━━━ SUPPLIED DATA ━━━

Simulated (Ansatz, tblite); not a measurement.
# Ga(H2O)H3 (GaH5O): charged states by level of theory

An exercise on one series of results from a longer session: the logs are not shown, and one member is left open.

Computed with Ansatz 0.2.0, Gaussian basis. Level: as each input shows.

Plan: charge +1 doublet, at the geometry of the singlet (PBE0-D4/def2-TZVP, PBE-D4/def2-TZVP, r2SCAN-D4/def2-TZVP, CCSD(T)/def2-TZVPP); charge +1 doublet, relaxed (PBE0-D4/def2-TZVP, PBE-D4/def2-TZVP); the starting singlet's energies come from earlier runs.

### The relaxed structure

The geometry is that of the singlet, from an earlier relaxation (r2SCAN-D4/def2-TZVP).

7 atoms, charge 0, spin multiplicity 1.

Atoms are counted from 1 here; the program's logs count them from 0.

━━━

ACTION ITEM: Quote the data above in full, changing nothing.

REPLY:
Simulated (Ansatz, tblite); not a measurement.
# Ga(H2O)H3 (GaH5O): charged states by level of theory

An exercise on one series of results from a longer session: the logs are not shown, and one member is left open.

Computed with Ansatz 0.2.0, Gaussian basis. Level: as each input shows.

Plan: charge +1 doublet, at the geometry of the singlet (PBE0-D4/def2-TZVP, PBE-D4/def2-TZVP, r2SCAN-D4/def2-TZVP, CCSD(T)/def2-TZVPP); charge +1 doublet, relaxed (PBE0-D4/def2-TZVP, PBE-D4/def2-TZVP); the starting singlet's energies come from earlier runs.

### The relaxed structure

The geometry is that of the singlet, from an earlier relaxation (r2SCAN-D4/def2-TZVP).

7 atoms, charge 0, spin multiplicity 1.

Atoms are counted from 1 here; the program's logs count them from 0.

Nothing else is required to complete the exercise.